> [DATA RECORDS]
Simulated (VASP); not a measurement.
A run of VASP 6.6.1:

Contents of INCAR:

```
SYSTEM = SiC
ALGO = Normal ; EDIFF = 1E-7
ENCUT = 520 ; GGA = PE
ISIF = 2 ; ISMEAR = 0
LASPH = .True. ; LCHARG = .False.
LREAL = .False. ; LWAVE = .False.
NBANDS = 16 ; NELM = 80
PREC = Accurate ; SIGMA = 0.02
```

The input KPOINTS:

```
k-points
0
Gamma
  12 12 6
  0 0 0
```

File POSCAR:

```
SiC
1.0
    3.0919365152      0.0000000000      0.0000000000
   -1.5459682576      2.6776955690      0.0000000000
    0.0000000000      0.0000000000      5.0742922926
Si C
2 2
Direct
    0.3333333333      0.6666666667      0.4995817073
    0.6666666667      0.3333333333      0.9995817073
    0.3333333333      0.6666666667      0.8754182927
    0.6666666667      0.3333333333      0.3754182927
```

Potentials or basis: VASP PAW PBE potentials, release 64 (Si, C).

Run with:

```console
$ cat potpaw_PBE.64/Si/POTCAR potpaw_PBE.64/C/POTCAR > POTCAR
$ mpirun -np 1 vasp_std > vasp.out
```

> [WORK ITEM] An unaltered transcription of all the data above is needed.

> [ANSWER AREA]
Simulated (VASP); not a measurement.
A run of VASP 6.6.1:

Contents of INCAR:

```
SYSTEM = SiC
ALGO = Normal ; EDIFF = 1E-7
ENCUT = 520 ; GGA = PE
ISIF = 2 ; ISMEAR = 0
LASPH = .True. ; LCHARG = .False.
LREAL = .False. ; LWAVE = .False.
NBANDS = 16 ; NELM = 80
PREC = Accurate ; SIGMA = 0.02
```

The input KPOINTS:

```
k-points
0
Gamma
  12 12 6
  0 0 0
```

File POSCAR:

```
SiC
1.0
    3.0919365152      0.0000000000      0.0000000000
   -1.5459682576      2.6776955690      0.0000000000
    0.0000000000      0.0000000000      5.0742922926
Si C
2 2
Direct
    0.3333333333      0.6666666667      0.4995817073
    0.6666666667      0.3333333333      0.9995817073
    0.3333333333      0.6666666667      0.8754182927
    0.6666666667      0.3333333333      0.3754182927
```

Potentials or basis: VASP PAW PBE potentials, release 64 (Si, C).

Run with:

```console
$ cat potpaw_PBE.64/Si/POTCAR potpaw_PBE.64/C/POTCAR > POTCAR
$ mpirun -np 1 vasp_std > vasp.out
```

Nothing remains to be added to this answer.